### [Data supplied]
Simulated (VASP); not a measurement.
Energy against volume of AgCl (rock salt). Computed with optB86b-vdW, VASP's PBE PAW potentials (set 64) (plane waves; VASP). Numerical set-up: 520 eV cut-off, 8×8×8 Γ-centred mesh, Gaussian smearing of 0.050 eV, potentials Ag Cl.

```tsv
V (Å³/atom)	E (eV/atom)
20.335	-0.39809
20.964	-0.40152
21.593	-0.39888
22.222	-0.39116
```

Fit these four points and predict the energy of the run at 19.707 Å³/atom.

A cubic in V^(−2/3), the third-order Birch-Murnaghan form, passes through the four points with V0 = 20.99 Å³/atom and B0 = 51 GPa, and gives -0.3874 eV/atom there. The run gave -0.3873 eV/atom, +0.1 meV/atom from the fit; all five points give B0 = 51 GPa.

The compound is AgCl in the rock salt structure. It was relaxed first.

### [Requirement]
From the records above, copy only the lines starting with the line that holds "Fit these four" and going on through the line that holds "A cubic in V^(−2/3), the", exactly as written.

### [Problem solution]
Fit these four points and predict the energy of the run at 19.707 Å³/atom.

A cubic in V^(−2/3), the third-order Birch-Murnaghan form, passes through the four points with V0 = 20.99 Å³/atom and B0 = 51 GPa, and gives -0.3874 eV/atom there. The run gave -0.3873 eV/atom, +0.1 meV/atom from the fit; all five points give B0 = 51 GPa.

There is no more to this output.